--*--
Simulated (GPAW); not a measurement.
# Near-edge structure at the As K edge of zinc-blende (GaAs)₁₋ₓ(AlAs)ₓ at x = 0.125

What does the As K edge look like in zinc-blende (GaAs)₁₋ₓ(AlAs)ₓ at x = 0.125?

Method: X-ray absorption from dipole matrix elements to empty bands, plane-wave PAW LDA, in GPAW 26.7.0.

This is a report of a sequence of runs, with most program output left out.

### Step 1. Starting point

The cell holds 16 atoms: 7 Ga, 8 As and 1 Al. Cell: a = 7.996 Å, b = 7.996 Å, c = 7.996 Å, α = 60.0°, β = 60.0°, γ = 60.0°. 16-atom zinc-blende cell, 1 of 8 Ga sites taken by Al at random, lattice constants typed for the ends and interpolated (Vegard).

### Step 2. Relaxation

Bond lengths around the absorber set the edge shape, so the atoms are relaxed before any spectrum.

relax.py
--*--

- [ACTION ITEM]: Only one stretch of the entries above is wanted: the lines from the one containing "This is a report" through the one containing "Bond lengths around". Please reproduce it exactly.

- [WRITTEN REPLY]:
This is a report of a sequence of runs, with most program output left out.

### Step 1. Starting point

The cell holds 16 atoms: 7 Ga, 8 As and 1 Al. Cell: a = 7.996 Å, b = 7.996 Å, c = 7.996 Å, α = 60.0°, β = 60.0°, γ = 60.0°. 16-atom zinc-blende cell, 1 of 8 Ga sites taken by Al at random, lattice constants typed for the ends and interpolated (Vegard).

### Step 2. Relaxation

Bond lengths around the absorber set the edge shape, so the atoms are relaxed before any spectrum.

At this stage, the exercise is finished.